#### ENTRIES PROVIDED:
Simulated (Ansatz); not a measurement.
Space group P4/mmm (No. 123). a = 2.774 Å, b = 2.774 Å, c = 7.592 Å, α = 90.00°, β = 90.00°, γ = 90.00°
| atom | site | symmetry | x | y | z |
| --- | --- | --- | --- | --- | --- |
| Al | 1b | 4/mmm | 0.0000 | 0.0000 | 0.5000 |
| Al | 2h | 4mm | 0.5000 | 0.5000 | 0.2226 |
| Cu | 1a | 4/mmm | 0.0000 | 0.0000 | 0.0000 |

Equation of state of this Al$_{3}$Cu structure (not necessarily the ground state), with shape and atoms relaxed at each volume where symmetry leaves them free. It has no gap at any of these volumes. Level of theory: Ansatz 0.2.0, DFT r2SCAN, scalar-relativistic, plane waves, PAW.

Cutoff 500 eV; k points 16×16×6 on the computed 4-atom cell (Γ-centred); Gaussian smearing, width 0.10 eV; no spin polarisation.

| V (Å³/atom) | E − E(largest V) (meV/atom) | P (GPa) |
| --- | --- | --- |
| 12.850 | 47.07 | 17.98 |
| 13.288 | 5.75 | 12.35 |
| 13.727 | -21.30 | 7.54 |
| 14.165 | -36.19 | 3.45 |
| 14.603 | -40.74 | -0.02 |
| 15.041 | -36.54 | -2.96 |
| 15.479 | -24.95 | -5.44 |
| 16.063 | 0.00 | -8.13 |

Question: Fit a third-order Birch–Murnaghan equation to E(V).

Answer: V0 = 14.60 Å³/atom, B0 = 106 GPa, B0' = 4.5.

#### BRIEF:
Everything in the listing above should be printed again exactly.

#### ANSWER BOX:
Simulated (Ansatz); not a measurement.
Space group P4/mmm (No. 123). a = 2.774 Å, b = 2.774 Å, c = 7.592 Å, α = 90.00°, β = 90.00°, γ = 90.00°
| atom | site | symmetry | x | y | z |
| --- | --- | --- | --- | --- | --- |
| Al | 1b | 4/mmm | 0.0000 | 0.0000 | 0.5000 |
| Al | 2h | 4mm | 0.5000 | 0.5000 | 0.2226 |
| Cu | 1a | 4/mmm | 0.0000 | 0.0000 | 0.0000 |

Equation of state of this Al$_{3}$Cu structure (not necessarily the ground state), with shape and atoms relaxed at each volume where symmetry leaves them free. It has no gap at any of these volumes. Level of theory: Ansatz 0.2.0, DFT r2SCAN, scalar-relativistic, plane waves, PAW.

Cutoff 500 eV; k points 16×16×6 on the computed 4-atom cell (Γ-centred); Gaussian smearing, width 0.10 eV; no spin polarisation.

| V (Å³/atom) | E − E(largest V) (meV/atom) | P (GPa) |
| --- | --- | --- |
| 12.850 | 47.07 | 17.98 |
| 13.288 | 5.75 | 12.35 |
| 13.727 | -21.30 | 7.54 |
| 14.165 | -36.19 | 3.45 |
| 14.603 | -40.74 | -0.02 |
| 15.041 | -36.54 | -2.96 |
| 15.479 | -24.95 | -5.44 |
| 16.063 | 0.00 | -8.13 |

Question: Fit a third-order Birch–Murnaghan equation to E(V).

Answer: V0 = 14.60 Å³/atom, B0 = 106 GPa, B0' = 4.5.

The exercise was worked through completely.